_DATA_
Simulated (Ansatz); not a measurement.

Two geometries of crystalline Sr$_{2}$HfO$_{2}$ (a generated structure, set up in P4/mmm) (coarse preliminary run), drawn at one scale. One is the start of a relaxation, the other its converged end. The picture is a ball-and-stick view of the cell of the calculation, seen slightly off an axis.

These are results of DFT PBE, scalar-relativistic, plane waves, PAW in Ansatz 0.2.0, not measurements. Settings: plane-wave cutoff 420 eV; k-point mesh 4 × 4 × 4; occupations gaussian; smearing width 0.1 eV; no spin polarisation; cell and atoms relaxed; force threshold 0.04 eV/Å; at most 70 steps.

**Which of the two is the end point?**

_REQUIRED ACTION_
When you retype the data above, start at its first line, stop after the line containing "These are results", and leave out everything else.

_ANSWER SECTION_
Simulated (Ansatz); not a measurement.

Two geometries of crystalline Sr$_{2}$HfO$_{2}$ (a generated structure, set up in P4/mmm) (coarse preliminary run), drawn at one scale. One is the start of a relaxation, the other its converged end. The picture is a ball-and-stick view of the cell of the calculation, seen slightly off an axis.

These are results of DFT PBE, scalar-relativistic, plane waves, PAW in Ansatz 0.2.0, not measurements. Settings: plane-wave cutoff 420 eV; k-point mesh 4 × 4 × 4; occupations gaussian; smearing width 0.1 eV; no spin polarisation; cell and atoms relaxed; force threshold 0.04 eV/Å; at most 70 steps.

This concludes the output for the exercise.